▶ [BRIEF]: Your job is to write out each record exactly, leaving none out.

═══ SOURCE DATA ═══

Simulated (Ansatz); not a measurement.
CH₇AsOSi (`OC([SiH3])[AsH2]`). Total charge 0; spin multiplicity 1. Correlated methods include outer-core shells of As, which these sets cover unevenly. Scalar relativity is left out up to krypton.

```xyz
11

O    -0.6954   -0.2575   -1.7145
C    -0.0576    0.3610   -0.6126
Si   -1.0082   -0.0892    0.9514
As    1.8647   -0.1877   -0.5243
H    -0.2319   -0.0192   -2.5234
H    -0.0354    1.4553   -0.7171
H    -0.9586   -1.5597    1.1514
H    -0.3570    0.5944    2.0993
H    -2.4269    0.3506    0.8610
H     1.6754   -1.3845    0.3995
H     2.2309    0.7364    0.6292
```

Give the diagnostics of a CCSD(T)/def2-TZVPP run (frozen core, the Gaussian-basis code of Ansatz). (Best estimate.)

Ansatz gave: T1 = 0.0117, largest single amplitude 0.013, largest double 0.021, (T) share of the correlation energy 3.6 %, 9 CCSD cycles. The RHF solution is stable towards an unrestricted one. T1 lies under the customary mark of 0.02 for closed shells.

═══

▶ [REPLY]:
Simulated (Ansatz); not a measurement.
CH₇AsOSi (`OC([SiH3])[AsH2]`). Total charge 0; spin multiplicity 1. Correlated methods include outer-core shells of As, which these sets cover unevenly. Scalar relativity is left out up to krypton.

```xyz
11

O    -0.6954   -0.2575   -1.7145
C    -0.0576    0.3610   -0.6126
Si   -1.0082   -0.0892    0.9514
As    1.8647   -0.1877   -0.5243
H    -0.2319   -0.0192   -2.5234
H    -0.0354    1.4553   -0.7171
H    -0.9586   -1.5597    1.1514
H    -0.3570    0.5944    2.0993
H    -2.4269    0.3506    0.8610
H     1.6754   -1.3845    0.3995
H     2.2309    0.7364    0.6292
```

Give the diagnostics of a CCSD(T)/def2-TZVPP run (frozen core, the Gaussian-basis code of Ansatz). (Best estimate.)

Ansatz gave: T1 = 0.0117, largest single amplitude 0.013, largest double 0.021, (T) share of the correlation energy 3.6 %, 9 CCSD cycles. The RHF solution is stable towards an unrestricted one. T1 lies under the customary mark of 0.02 for closed shells.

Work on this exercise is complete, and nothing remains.